Action item: The response should consist of the listing, repeated word for word.

--- --- ---
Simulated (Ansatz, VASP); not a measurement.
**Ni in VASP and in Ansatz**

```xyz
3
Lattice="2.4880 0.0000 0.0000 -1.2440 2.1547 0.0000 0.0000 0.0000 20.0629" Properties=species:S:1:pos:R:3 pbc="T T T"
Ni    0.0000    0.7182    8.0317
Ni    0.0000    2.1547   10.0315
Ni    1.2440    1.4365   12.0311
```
--- --- ---

Exercise output:
Simulated (Ansatz, VASP); not a measurement.
**Ni in VASP and in Ansatz**

```xyz
3
Lattice="2.4880 0.0000 0.0000 -1.2440 2.1547 0.0000 0.0000 0.0000 20.0629" Properties=species:S:1:pos:R:3 pbc="T T T"
Ni    0.0000    0.7182    8.0317
Ni    0.0000    2.1547   10.0315
Ni    1.2440    1.4365   12.0311
```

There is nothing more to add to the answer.